**ENTRIES SHOWN:**
^^^^^^^^

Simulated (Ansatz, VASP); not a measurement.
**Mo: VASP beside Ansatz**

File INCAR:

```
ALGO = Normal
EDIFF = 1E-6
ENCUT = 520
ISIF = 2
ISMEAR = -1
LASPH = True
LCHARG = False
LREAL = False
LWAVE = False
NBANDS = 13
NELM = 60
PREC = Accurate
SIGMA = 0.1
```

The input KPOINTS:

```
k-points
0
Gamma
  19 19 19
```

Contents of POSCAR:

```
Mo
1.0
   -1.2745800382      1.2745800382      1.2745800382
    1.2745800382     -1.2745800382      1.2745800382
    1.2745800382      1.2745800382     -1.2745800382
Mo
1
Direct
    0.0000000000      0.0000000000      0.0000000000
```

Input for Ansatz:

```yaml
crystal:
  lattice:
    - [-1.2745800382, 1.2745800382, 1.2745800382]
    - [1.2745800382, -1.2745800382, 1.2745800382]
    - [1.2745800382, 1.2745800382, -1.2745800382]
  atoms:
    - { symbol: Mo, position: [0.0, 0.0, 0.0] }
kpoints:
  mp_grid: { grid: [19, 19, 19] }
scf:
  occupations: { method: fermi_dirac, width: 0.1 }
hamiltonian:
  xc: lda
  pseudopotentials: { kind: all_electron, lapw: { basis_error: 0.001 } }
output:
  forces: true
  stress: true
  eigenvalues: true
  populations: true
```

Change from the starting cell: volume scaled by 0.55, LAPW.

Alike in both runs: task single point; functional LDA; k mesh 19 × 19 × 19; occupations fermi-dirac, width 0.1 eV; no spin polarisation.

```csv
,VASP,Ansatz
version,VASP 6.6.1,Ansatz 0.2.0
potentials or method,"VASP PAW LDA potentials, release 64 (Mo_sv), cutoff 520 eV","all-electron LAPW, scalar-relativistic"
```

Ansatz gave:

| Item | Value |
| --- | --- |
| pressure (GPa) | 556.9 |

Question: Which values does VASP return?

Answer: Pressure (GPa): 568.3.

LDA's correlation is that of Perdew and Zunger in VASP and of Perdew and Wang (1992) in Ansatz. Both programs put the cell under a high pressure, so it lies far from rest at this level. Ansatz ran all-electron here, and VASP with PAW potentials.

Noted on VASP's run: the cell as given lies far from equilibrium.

^^^^^^^^

**WORK TASK:** Exact reproduction of the lines from the top of the material through the line where "Answer: Pressure (GPa): 568.3." appears is required, both boundary lines included, with no other output.

**WRITTEN RESPONSE:**
Simulated (Ansatz, VASP); not a measurement.
**Mo: VASP beside Ansatz**

File INCAR:

```
ALGO = Normal
EDIFF = 1E-6
ENCUT = 520
ISIF = 2
ISMEAR = -1
LASPH = True
LCHARG = False
LREAL = False
LWAVE = False
NBANDS = 13
NELM = 60
PREC = Accurate
SIGMA = 0.1
```

The input KPOINTS:

```
k-points
0
Gamma
  19 19 19
```

Contents of POSCAR:

```
Mo
1.0
   -1.2745800382      1.2745800382      1.2745800382
    1.2745800382     -1.2745800382      1.2745800382
    1.2745800382      1.2745800382     -1.2745800382
Mo
1
Direct
    0.0000000000      0.0000000000      0.0000000000
```

Input for Ansatz:

```yaml
crystal:
  lattice:
    - [-1.2745800382, 1.2745800382, 1.2745800382]
    - [1.2745800382, -1.2745800382, 1.2745800382]
    - [1.2745800382, 1.2745800382, -1.2745800382]
  atoms:
    - { symbol: Mo, position: [0.0, 0.0, 0.0] }
kpoints:
  mp_grid: { grid: [19, 19, 19] }
scf:
  occupations: { method: fermi_dirac, width: 0.1 }
hamiltonian:
  xc: lda
  pseudopotentials: { kind: all_electron, lapw: { basis_error: 0.001 } }
output:
  forces: true
  stress: true
  eigenvalues: true
  populations: true
```

Change from the starting cell: volume scaled by 0.55, LAPW.

Alike in both runs: task single point; functional LDA; k mesh 19 × 19 × 19; occupations fermi-dirac, width 0.1 eV; no spin polarisation.

```csv
,VASP,Ansatz
version,VASP 6.6.1,Ansatz 0.2.0
potentials or method,"VASP PAW LDA potentials, release 64 (Mo_sv), cutoff 520 eV","all-electron LAPW, scalar-relativistic"
```

Ansatz gave:

| Item | Value |
| --- | --- |
| pressure (GPa) | 556.9 |

Question: Which values does VASP return?

Answer: Pressure (GPa): 568.3.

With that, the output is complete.